*-*-*

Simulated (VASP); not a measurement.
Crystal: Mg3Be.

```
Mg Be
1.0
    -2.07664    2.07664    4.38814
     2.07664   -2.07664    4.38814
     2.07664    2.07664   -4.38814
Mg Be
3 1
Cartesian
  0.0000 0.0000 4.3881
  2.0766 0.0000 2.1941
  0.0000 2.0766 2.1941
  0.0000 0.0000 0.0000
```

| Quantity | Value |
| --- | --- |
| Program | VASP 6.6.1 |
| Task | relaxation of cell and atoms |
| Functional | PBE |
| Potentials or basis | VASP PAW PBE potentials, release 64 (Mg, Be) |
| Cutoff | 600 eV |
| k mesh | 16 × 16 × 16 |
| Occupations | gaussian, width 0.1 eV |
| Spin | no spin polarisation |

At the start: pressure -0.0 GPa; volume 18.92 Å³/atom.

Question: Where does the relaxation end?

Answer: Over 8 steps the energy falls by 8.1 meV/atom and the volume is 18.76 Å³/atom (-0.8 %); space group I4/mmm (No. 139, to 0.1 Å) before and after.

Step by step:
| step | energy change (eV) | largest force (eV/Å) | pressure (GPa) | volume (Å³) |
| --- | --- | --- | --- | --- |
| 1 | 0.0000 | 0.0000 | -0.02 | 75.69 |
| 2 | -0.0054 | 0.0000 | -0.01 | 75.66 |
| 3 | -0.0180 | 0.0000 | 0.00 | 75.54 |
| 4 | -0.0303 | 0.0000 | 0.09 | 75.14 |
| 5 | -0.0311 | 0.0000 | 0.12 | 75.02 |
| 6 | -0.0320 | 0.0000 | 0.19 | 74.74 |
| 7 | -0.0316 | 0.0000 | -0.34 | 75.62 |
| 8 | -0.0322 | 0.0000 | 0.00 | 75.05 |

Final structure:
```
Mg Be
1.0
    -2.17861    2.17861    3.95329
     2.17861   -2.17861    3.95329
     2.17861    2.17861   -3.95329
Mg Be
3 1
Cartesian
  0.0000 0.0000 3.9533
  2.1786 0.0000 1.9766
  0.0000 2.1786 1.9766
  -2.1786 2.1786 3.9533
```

*-*-*

▶ ASSIGNED TASK:
Beginning with the first line of the listing above, please write out every line exactly until you reach the line that contains "0.12 | 75.02 |", and include that one too.

▶ TASK RESULT:
Simulated (VASP); not a measurement.
Crystal: Mg3Be.

```
Mg Be
1.0
    -2.07664    2.07664    4.38814
     2.07664   -2.07664    4.38814
     2.07664    2.07664   -4.38814
Mg Be
3 1
Cartesian
  0.0000 0.0000 4.3881
  2.0766 0.0000 2.1941
  0.0000 2.0766 2.1941
  0.0000 0.0000 0.0000
```

| Quantity | Value |
| --- | --- |
| Program | VASP 6.6.1 |
| Task | relaxation of cell and atoms |
| Functional | PBE |
| Potentials or basis | VASP PAW PBE potentials, release 64 (Mg, Be) |
| Cutoff | 600 eV |
| k mesh | 16 × 16 × 16 |
| Occupations | gaussian, width 0.1 eV |
| Spin | no spin polarisation |

At the start: pressure -0.0 GPa; volume 18.92 Å³/atom.

Question: Where does the relaxation end?

Answer: Over 8 steps the energy falls by 8.1 meV/atom and the volume is 18.76 Å³/atom (-0.8 %); space group I4/mmm (No. 139, to 0.1 Å) before and after.

Step by step:
| step | energy change (eV) | largest force (eV/Å) | pressure (GPa) | volume (Å³) |
| --- | --- | --- | --- | --- |
| 1 | 0.0000 | 0.0000 | -0.02 | 75.69 |
| 2 | -0.0054 | 0.0000 | -0.01 | 75.66 |
| 3 | -0.0180 | 0.0000 | 0.00 | 75.54 |
| 4 | -0.0303 | 0.0000 | 0.09 | 75.14 |
| 5 | -0.0311 | 0.0000 | 0.12 | 75.02 |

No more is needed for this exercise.